▶ _Work order_
From the first line of the data through the line containing "(2) 53.7 kJ/mol", return each line exactly.

[Start of Attachment]

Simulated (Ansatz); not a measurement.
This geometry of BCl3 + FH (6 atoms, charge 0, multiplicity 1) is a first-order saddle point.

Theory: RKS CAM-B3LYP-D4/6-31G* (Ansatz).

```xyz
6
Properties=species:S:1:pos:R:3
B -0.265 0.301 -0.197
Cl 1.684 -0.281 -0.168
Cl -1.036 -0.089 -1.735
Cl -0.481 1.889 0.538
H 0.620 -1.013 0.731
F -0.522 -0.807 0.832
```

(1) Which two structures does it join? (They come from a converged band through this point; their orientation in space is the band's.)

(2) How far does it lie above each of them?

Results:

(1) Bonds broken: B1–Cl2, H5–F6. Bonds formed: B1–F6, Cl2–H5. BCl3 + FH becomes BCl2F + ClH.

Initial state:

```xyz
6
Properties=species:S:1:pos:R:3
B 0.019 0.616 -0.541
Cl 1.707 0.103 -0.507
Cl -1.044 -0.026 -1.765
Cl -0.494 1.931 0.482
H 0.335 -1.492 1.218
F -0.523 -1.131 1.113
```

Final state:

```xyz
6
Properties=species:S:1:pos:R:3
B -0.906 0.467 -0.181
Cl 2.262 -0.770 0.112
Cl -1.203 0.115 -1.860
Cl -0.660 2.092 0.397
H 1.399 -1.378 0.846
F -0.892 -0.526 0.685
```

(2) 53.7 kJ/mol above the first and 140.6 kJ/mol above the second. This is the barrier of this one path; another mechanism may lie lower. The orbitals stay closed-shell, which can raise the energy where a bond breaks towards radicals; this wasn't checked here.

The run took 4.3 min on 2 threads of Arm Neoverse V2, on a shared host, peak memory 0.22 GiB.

[End of Attachment]

▶ _Your solution_
Simulated (Ansatz); not a measurement.
This geometry of BCl3 + FH (6 atoms, charge 0, multiplicity 1) is a first-order saddle point.

Theory: RKS CAM-B3LYP-D4/6-31G* (Ansatz).

```xyz
6
Properties=species:S:1:pos:R:3
B -0.265 0.301 -0.197
Cl 1.684 -0.281 -0.168
Cl -1.036 -0.089 -1.735
Cl -0.481 1.889 0.538
H 0.620 -1.013 0.731
F -0.522 -0.807 0.832
```

(1) Which two structures does it join? (They come from a converged band through this point; their orientation in space is the band's.)

(2) How far does it lie above each of them?

Results:

(1) Bonds broken: B1–Cl2, H5–F6. Bonds formed: B1–F6, Cl2–H5. BCl3 + FH becomes BCl2F + ClH.

Initial state:

```xyz
6
Properties=species:S:1:pos:R:3
B 0.019 0.616 -0.541
Cl 1.707 0.103 -0.507
Cl -1.044 -0.026 -1.765
Cl -0.494 1.931 0.482
H 0.335 -1.492 1.218
F -0.523 -1.131 1.113
```

Final state:

```xyz
6
Properties=species:S:1:pos:R:3
B -0.906 0.467 -0.181
Cl 2.262 -0.770 0.112
Cl -1.203 0.115 -1.860
Cl -0.660 2.092 0.397
H 1.399 -1.378 0.846
F -0.892 -0.526 0.685
```

(2) 53.7 kJ/mol above the first and 140.6 kJ/mol above the second. This is the barrier of this one path; another mechanism may lie lower. The orbitals stay closed-shell, which can raise the energy where a bond breaks towards radicals; this wasn't checked here.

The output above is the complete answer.